* EXTRACTED DATA:
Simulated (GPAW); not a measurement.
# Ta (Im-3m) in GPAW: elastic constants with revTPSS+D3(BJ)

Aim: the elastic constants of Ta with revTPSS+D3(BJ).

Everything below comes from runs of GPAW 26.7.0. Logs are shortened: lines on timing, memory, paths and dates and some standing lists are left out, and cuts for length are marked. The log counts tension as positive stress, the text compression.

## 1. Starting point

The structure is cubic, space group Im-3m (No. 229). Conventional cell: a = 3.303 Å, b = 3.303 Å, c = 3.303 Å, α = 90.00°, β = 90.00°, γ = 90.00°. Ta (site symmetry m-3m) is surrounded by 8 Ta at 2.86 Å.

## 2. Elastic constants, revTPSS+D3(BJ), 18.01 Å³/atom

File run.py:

* WORK REQUEST: Your reply should hold only the lines from the first line of the records through the one with "The structure is", reproduced word for word.

* TASK ANSWER:
Simulated (GPAW); not a measurement.
# Ta (Im-3m) in GPAW: elastic constants with revTPSS+D3(BJ)

Aim: the elastic constants of Ta with revTPSS+D3(BJ).

Everything below comes from runs of GPAW 26.7.0. Logs are shortened: lines on timing, memory, paths and dates and some standing lists are left out, and cuts for length are marked. The log counts tension as positive stress, the text compression.

## 1. Starting point

The structure is cubic, space group Im-3m (No. 229). Conventional cell: a = 3.303 Å, b = 3.303 Å, c = 3.303 Å, α = 90.00°, β = 90.00°, γ = 90.00°. Ta (site symmetry m-3m) is surrounded by 8 Ta at 2.86 Å.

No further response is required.